## Action item
Your answer should be an exact copy of every record.

[Entries supplied Boundary: Start]

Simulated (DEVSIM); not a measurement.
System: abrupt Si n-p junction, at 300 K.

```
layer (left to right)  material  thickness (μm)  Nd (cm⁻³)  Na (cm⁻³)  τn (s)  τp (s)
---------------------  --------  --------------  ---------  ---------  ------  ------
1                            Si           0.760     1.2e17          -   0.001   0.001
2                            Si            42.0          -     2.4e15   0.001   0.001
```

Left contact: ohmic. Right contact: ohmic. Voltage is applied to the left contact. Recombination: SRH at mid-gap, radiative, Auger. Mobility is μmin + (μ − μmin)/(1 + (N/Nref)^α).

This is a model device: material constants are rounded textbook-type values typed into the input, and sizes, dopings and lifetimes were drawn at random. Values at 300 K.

[Entries supplied Boundary: End]

## Expected answer
Simulated (DEVSIM); not a measurement.
System: abrupt Si n-p junction, at 300 K.

```
layer (left to right)  material  thickness (μm)  Nd (cm⁻³)  Na (cm⁻³)  τn (s)  τp (s)
---------------------  --------  --------------  ---------  ---------  ------  ------
1                            Si           0.760     1.2e17          -   0.001   0.001
2                            Si            42.0          -     2.4e15   0.001   0.001
```

Left contact: ohmic. Right contact: ohmic. Voltage is applied to the left contact. Recombination: SRH at mid-gap, radiative, Auger. Mobility is μmin + (μ − μmin)/(1 + (N/Nref)^α).

This is a model device: material constants are rounded textbook-type values typed into the input, and sizes, dopings and lifetimes were drawn at random. Values at 300 K.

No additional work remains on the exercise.